**ASSIGNMENT:**
Repeat exactly the lines below that lie between the line with "Fm-3m (No. 225)." and the line with "0.03 | 65.02 |", counting both of those lines as part of the answer.

**PROVIDED RECORDS:**
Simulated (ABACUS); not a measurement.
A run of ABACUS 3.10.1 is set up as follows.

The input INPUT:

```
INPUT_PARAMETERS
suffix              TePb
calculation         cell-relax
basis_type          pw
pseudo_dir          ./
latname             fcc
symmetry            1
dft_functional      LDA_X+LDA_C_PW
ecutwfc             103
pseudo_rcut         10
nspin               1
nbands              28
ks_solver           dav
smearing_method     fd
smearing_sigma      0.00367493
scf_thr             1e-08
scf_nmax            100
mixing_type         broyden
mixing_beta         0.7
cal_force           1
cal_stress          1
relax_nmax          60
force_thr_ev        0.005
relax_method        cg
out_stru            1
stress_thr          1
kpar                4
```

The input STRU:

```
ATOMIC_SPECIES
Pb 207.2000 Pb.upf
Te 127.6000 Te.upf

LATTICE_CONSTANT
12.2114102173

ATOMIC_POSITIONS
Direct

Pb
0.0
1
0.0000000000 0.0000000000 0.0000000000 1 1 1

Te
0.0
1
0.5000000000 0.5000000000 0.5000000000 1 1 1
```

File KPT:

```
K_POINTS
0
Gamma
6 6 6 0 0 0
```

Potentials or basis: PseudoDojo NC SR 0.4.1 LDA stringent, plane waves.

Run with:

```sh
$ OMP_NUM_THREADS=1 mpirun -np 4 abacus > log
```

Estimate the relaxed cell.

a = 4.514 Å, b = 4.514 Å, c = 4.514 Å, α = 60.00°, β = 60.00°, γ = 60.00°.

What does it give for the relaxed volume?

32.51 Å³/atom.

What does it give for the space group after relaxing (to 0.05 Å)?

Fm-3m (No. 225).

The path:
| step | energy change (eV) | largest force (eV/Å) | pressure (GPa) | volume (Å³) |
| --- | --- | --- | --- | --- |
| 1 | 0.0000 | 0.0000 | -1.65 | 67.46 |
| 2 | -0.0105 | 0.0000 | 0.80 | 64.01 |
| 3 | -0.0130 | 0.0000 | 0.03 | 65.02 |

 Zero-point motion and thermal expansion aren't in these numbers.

**YOUR SOLUTION:**
Fm-3m (No. 225).

The path:
| step | energy change (eV) | largest force (eV/Å) | pressure (GPa) | volume (Å³) |
| --- | --- | --- | --- | --- |
| 1 | 0.0000 | 0.0000 | -1.65 | 67.46 |
| 2 | -0.0105 | 0.0000 | 0.80 | 64.01 |
| 3 | -0.0130 | 0.0000 | 0.03 | 65.02 |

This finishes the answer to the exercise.